BEGIN RECORDED DATA

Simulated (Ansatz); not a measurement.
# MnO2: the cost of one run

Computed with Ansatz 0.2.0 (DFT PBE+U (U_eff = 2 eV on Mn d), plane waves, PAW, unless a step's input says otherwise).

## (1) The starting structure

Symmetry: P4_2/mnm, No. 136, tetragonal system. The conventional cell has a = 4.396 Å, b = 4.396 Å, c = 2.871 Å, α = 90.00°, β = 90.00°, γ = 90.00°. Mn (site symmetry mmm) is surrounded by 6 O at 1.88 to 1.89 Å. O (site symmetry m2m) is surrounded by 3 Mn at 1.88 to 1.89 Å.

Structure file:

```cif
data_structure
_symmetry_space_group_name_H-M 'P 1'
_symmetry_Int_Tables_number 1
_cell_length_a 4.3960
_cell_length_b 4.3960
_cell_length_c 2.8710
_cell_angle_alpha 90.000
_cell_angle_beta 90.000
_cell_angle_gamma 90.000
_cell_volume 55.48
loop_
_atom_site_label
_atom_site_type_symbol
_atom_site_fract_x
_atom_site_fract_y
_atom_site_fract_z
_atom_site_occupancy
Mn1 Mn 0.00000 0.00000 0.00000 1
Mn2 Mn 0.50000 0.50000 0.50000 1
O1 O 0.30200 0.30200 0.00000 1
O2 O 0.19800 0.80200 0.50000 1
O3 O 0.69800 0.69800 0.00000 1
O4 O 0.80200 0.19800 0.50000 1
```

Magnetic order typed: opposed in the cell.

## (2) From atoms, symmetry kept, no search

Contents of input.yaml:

END RECORDED DATA

#### [EXERCISE]
Retype exactly the lines of the data above that fall between the line with "Symmetry: P4_2/mnm, No." and the line with "## (2) From atoms, symmetry kept, no search", inclusive, and add nothing.

#### [ANSWER SECTION]
Symmetry: P4_2/mnm, No. 136, tetragonal system. The conventional cell has a = 4.396 Å, b = 4.396 Å, c = 2.871 Å, α = 90.00°, β = 90.00°, γ = 90.00°. Mn (site symmetry mmm) is surrounded by 6 O at 1.88 to 1.89 Å. O (site symmetry m2m) is surrounded by 3 Mn at 1.88 to 1.89 Å.

Structure file:

```cif
data_structure
_symmetry_space_group_name_H-M 'P 1'
_symmetry_Int_Tables_number 1
_cell_length_a 4.3960
_cell_length_b 4.3960
_cell_length_c 2.8710
_cell_angle_alpha 90.000
_cell_angle_beta 90.000
_cell_angle_gamma 90.000
_cell_volume 55.48
loop_
_atom_site_label
_atom_site_type_symbol
_atom_site_fract_x
_atom_site_fract_y
_atom_site_fract_z
_atom_site_occupancy
Mn1 Mn 0.00000 0.00000 0.00000 1
Mn2 Mn 0.50000 0.50000 0.50000 1
O1 O 0.30200 0.30200 0.00000 1
O2 O 0.19800 0.80200 0.50000 1
O3 O 0.69800 0.69800 0.00000 1
O4 O 0.80200 0.19800 0.50000 1
```

Magnetic order typed: opposed in the cell.

## (2) From atoms, symmetry kept, no search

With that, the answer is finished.